- [PROVIDED INFORMATION]:
----------------------------------------

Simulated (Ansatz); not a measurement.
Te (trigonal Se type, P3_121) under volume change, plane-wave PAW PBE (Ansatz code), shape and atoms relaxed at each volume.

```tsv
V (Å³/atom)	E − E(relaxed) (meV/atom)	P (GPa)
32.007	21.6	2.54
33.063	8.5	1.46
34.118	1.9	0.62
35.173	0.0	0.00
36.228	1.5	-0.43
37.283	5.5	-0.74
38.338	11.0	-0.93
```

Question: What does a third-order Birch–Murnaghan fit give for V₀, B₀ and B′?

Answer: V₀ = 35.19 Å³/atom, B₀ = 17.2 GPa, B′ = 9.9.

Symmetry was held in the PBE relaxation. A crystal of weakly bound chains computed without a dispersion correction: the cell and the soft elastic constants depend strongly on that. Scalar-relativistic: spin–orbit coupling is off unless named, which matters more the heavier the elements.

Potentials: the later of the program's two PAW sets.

----------------------------------------

Would you print, exactly as written, every line above from the one holding "Te (trigonal Se" through the one holding "Symmetry was held", with both included and no other lines?

Te (trigonal Se type, P3_121) under volume change, plane-wave PAW PBE (Ansatz code), shape and atoms relaxed at each volume.

```tsv
V (Å³/atom)	E − E(relaxed) (meV/atom)	P (GPa)
32.007	21.6	2.54
33.063	8.5	1.46
34.118	1.9	0.62
35.173	0.0	0.00
36.228	1.5	-0.43
37.283	5.5	-0.74
38.338	11.0	-0.93
```

Question: What does a third-order Birch–Murnaghan fit give for V₀, B₀ and B′?

Answer: V₀ = 35.19 Å³/atom, B₀ = 17.2 GPa, B′ = 9.9.

Symmetry was held in the PBE relaxation. A crystal of weakly bound chains computed without a dispersion correction: the cell and the soft elastic constants depend strongly on that. Scalar-relativistic: spin–orbit coupling is off unless named, which matters more the heavier the elements.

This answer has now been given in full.